> **Listed records**:
##########

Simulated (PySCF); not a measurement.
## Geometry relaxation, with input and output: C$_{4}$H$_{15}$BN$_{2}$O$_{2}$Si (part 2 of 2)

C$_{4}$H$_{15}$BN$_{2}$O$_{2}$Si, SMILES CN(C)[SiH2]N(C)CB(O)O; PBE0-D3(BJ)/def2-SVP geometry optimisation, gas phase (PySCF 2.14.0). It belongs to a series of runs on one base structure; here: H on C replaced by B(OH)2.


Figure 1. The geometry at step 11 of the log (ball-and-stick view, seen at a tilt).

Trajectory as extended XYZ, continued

##########

> **Work request**: Lines to set down from above: the line with "replaced by B(OH)2.", the line with "Figure 1. The", and every line between, each exactly as written.

> **Task response**:
C$_{4}$H$_{15}$BN$_{2}$O$_{2}$Si, SMILES CN(C)[SiH2]N(C)CB(O)O; PBE0-D3(BJ)/def2-SVP geometry optimisation, gas phase (PySCF 2.14.0). It belongs to a series of runs on one base structure; here: H on C replaced by B(OH)2.


Figure 1. The geometry at step 11 of the log (ball-and-stick view, seen at a tilt).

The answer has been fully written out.